= Extracted information =
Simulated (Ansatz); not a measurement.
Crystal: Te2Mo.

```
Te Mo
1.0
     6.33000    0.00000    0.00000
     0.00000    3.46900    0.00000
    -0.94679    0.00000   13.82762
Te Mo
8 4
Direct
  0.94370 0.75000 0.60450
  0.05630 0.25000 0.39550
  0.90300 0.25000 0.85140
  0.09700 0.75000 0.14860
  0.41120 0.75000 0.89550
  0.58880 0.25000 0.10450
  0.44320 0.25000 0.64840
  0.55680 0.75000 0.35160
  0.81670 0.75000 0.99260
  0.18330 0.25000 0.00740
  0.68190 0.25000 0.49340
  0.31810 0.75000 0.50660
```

= Activity =
Repeat, word for word, all the lines above.

= Solution =
Simulated (Ansatz); not a measurement.
Crystal: Te2Mo.

```
Te Mo
1.0
     6.33000    0.00000    0.00000
     0.00000    3.46900    0.00000
    -0.94679    0.00000   13.82762
Te Mo
8 4
Direct
  0.94370 0.75000 0.60450
  0.05630 0.25000 0.39550
  0.90300 0.25000 0.85140
  0.09700 0.75000 0.14860
  0.41120 0.75000 0.89550
  0.58880 0.25000 0.10450
  0.44320 0.25000 0.64840
  0.55680 0.75000 0.35160
  0.81670 0.75000 0.99260
  0.18330 0.25000 0.00740
  0.68190 0.25000 0.49340
  0.31810 0.75000 0.50660
```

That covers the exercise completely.